Action item -
Could you retype the listing beneath, keeping each line exactly as it is?

>>>

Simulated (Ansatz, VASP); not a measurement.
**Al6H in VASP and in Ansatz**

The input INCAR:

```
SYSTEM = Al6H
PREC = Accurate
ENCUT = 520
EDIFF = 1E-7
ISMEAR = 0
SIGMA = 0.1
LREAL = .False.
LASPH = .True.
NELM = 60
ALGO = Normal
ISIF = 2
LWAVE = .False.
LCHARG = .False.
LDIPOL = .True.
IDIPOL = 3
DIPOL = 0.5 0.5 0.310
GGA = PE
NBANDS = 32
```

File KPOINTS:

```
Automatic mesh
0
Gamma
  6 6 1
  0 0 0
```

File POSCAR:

<<<

Response box -
Simulated (Ansatz, VASP); not a measurement.
**Al6H in VASP and in Ansatz**

The input INCAR:

```
SYSTEM = Al6H
PREC = Accurate
ENCUT = 520
EDIFF = 1E-7
ISMEAR = 0
SIGMA = 0.1
LREAL = .False.
LASPH = .True.
NELM = 60
ALGO = Normal
ISIF = 2
LWAVE = .False.
LCHARG = .False.
LDIPOL = .True.
IDIPOL = 3
DIPOL = 0.5 0.5 0.310
GGA = PE
NBANDS = 32
```

File KPOINTS:

```
Automatic mesh
0
Gamma
  6 6 1
  0 0 0
```

File POSCAR:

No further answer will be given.